Action item —
Restate all of the entries exactly, each line as it stands.

== Information provided
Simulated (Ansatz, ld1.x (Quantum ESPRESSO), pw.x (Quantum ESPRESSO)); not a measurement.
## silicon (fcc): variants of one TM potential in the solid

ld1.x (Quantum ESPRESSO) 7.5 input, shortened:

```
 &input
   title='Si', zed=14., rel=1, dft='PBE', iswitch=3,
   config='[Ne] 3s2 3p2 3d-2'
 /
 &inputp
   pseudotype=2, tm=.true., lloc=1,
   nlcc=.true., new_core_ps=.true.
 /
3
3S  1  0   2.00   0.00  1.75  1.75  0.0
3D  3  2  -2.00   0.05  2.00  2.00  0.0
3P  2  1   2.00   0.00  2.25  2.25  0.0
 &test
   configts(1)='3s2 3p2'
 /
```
====

Solution —
Simulated (Ansatz, ld1.x (Quantum ESPRESSO), pw.x (Quantum ESPRESSO)); not a measurement.
## silicon (fcc): variants of one TM potential in the solid

ld1.x (Quantum ESPRESSO) 7.5 input, shortened:

```
 &input
   title='Si', zed=14., rel=1, dft='PBE', iswitch=3,
   config='[Ne] 3s2 3p2 3d-2'
 /
 &inputp
   pseudotype=2, tm=.true., lloc=1,
   nlcc=.true., new_core_ps=.true.
 /
3
3S  1  0   2.00   0.00  1.75  1.75  0.0
3D  3  2  -2.00   0.05  2.00  2.00  0.0
3P  2  1   2.00   0.00  2.25  2.25  0.0
 &test
   configts(1)='3s2 3p2'
 /
```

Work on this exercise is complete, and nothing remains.